§ GIVEN RECORDS:
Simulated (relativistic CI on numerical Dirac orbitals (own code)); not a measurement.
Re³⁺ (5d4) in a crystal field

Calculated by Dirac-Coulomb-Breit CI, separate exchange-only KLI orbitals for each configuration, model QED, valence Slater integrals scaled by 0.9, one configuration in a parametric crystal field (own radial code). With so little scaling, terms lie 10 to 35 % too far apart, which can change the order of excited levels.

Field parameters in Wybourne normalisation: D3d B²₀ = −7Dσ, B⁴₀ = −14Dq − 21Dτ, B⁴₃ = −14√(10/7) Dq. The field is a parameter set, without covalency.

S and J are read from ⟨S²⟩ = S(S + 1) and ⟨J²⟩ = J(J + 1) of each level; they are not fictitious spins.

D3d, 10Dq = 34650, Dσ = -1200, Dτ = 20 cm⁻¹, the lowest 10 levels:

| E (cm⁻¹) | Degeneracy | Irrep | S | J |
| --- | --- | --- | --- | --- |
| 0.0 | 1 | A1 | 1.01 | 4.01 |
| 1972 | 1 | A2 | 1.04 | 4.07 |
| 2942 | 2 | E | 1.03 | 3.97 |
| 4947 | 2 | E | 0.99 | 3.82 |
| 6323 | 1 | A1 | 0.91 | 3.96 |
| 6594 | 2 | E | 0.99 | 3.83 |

§ WORK TASK:
For this task, write out exactly the lines of the entries above, starting at the line with "Field parameters in" and ending at the line with "1.01 | 4.01 |", both included, and no others.

§ WRITTEN SOLUTION:
Field parameters in Wybourne normalisation: D3d B²₀ = −7Dσ, B⁴₀ = −14Dq − 21Dτ, B⁴₃ = −14√(10/7) Dq. The field is a parameter set, without covalency.

S and J are read from ⟨S²⟩ = S(S + 1) and ⟨J²⟩ = J(J + 1) of each level; they are not fictitious spins.

D3d, 10Dq = 34650, Dσ = -1200, Dτ = 20 cm⁻¹, the lowest 10 levels:

| E (cm⁻¹) | Degeneracy | Irrep | S | J |
| --- | --- | --- | --- | --- |
| 0.0 | 1 | A1 | 1.01 | 4.01 |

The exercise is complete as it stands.